▸ Work instruction:
Below are the records; restate word for word the lines from the first through the one containing "All numbers are", and only those.

▸ Supplied records:
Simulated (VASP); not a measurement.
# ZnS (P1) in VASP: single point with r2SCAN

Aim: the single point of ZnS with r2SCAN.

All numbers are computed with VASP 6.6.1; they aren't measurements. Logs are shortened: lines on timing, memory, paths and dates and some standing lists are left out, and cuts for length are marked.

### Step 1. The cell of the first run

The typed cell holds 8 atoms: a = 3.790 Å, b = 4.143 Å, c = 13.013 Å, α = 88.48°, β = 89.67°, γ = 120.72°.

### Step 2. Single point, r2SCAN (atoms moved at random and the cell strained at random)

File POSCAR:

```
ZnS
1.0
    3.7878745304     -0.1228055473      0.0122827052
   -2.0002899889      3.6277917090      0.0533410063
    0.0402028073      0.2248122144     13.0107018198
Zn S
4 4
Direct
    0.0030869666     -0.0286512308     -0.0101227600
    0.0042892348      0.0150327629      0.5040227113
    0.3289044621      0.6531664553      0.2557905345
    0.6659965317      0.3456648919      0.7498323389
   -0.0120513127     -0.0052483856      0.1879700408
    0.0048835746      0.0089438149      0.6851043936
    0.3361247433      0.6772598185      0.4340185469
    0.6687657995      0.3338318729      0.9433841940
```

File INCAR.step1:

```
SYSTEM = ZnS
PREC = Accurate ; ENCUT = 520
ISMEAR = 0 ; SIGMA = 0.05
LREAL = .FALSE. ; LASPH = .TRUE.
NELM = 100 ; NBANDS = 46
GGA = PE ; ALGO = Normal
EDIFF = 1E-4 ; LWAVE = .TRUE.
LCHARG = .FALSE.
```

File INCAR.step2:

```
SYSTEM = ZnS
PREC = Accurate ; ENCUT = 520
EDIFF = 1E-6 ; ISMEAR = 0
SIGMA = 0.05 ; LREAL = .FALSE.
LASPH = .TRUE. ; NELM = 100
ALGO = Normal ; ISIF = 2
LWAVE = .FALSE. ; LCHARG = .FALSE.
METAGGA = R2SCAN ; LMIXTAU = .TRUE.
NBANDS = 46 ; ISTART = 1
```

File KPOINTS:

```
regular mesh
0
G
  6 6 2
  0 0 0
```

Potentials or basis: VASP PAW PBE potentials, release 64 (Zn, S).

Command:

▸ Answer space:
Simulated (VASP); not a measurement.
# ZnS (P1) in VASP: single point with r2SCAN

Aim: the single point of ZnS with r2SCAN.

All numbers are computed with VASP 6.6.1; they aren't measurements. Logs are shortened: lines on timing, memory, paths and dates and some standing lists are left out, and cuts for length are marked.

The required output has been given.